## WORK ITEM
Set down, exactly, every line from the top of the listing through the one holding "- LDA/def2-TZVP†, ΔH°(298 K), kJ: 248".

· · · ·
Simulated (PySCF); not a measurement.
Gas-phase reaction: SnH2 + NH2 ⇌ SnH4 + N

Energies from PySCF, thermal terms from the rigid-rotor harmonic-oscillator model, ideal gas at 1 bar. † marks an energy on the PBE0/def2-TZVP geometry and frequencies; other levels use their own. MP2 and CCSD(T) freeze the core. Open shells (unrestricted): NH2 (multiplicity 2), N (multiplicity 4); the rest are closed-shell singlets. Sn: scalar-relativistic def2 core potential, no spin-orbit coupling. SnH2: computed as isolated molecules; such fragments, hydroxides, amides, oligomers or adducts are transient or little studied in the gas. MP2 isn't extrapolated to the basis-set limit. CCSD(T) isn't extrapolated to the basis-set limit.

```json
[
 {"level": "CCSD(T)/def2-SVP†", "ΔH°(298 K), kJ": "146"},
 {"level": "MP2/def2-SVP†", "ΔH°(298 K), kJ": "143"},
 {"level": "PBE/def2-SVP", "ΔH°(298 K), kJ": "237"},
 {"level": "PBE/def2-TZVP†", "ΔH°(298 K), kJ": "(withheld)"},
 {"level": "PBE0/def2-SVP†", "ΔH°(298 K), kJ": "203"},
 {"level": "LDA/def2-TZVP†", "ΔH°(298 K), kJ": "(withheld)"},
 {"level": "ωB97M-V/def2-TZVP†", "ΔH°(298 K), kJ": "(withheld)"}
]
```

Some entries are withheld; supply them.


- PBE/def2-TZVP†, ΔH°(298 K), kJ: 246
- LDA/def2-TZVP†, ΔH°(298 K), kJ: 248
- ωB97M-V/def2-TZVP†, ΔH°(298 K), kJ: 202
· · · ·

## ANSWER SECTION
Simulated (PySCF); not a measurement.
Gas-phase reaction: SnH2 + NH2 ⇌ SnH4 + N

Energies from PySCF, thermal terms from the rigid-rotor harmonic-oscillator model, ideal gas at 1 bar. † marks an energy on the PBE0/def2-TZVP geometry and frequencies; other levels use their own. MP2 and CCSD(T) freeze the core. Open shells (unrestricted): NH2 (multiplicity 2), N (multiplicity 4); the rest are closed-shell singlets. Sn: scalar-relativistic def2 core potential, no spin-orbit coupling. SnH2: computed as isolated molecules; such fragments, hydroxides, amides, oligomers or adducts are transient or little studied in the gas. MP2 isn't extrapolated to the basis-set limit. CCSD(T) isn't extrapolated to the basis-set limit.

```json
[
 {"level": "CCSD(T)/def2-SVP†", "ΔH°(298 K), kJ": "146"},
 {"level": "MP2/def2-SVP†", "ΔH°(298 K), kJ": "143"},
 {"level": "PBE/def2-SVP", "ΔH°(298 K), kJ": "237"},
 {"level": "PBE/def2-TZVP†", "ΔH°(298 K), kJ": "(withheld)"},
 {"level": "PBE0/def2-SVP†", "ΔH°(298 K), kJ": "203"},
 {"level": "LDA/def2-TZVP†", "ΔH°(298 K), kJ": "(withheld)"},
 {"level": "ωB97M-V/def2-TZVP†", "ΔH°(298 K), kJ": "(withheld)"}
]
```

Some entries are withheld; supply them.


- PBE/def2-TZVP†, ΔH°(298 K), kJ: 246
- LDA/def2-TZVP†, ΔH°(298 K), kJ: 248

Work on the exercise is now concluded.